• [SUPPLIED INFORMATION]:
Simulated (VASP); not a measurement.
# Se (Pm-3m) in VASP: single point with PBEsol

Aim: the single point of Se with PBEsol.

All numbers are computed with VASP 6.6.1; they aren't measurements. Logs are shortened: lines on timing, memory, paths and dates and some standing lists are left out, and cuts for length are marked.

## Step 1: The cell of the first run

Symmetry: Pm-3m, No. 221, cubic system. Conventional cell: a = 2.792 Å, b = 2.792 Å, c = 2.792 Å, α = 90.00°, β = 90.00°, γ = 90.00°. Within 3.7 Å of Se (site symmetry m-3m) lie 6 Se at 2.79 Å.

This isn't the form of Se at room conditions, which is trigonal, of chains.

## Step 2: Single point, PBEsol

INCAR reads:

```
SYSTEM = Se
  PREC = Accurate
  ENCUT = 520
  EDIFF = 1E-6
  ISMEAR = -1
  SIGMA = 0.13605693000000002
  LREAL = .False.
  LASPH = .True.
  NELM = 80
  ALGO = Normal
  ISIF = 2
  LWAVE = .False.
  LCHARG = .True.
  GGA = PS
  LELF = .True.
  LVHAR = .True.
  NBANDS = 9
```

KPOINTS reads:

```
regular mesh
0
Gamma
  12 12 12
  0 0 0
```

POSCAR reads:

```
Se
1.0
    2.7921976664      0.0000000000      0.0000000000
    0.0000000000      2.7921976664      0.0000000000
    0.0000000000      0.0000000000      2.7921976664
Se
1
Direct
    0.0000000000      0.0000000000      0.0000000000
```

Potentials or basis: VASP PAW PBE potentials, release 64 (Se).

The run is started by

• [ASSIGNED TASK]: Reprint exactly the lines above that start at the one with "# Se (Pm-3m)" and end at the one with "## Step 1: The cell of the first run", keeping both and adding none.

• [RESPONSE AREA]:
# Se (Pm-3m) in VASP: single point with PBEsol

Aim: the single point of Se with PBEsol.

All numbers are computed with VASP 6.6.1; they aren't measurements. Logs are shortened: lines on timing, memory, paths and dates and some standing lists are left out, and cuts for length are marked.

## Step 1: The cell of the first run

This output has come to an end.